*** SOURCE DATA Section Begins ***
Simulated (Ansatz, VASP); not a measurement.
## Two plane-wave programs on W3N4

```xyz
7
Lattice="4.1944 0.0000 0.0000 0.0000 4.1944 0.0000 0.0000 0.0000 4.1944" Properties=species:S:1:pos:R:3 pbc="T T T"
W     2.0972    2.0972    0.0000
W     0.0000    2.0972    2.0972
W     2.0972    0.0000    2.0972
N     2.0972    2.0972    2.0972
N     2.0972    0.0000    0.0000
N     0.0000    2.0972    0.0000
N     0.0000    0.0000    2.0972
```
*** SOURCE DATA Section Ends ***

◆ **WORK INSTRUCTION**
Retype all the material exactly, missing nothing.

◆ **TASK OUTPUT**
Simulated (Ansatz, VASP); not a measurement.
## Two plane-wave programs on W3N4

```xyz
7
Lattice="4.1944 0.0000 0.0000 0.0000 4.1944 0.0000 0.0000 0.0000 4.1944" Properties=species:S:1:pos:R:3 pbc="T T T"
W     2.0972    2.0972    0.0000
W     0.0000    2.0972    2.0972
W     2.0972    0.0000    2.0972
N     2.0972    2.0972    2.0972
N     2.0972    0.0000    0.0000
N     0.0000    2.0972    0.0000
N     0.0000    0.0000    2.0972
```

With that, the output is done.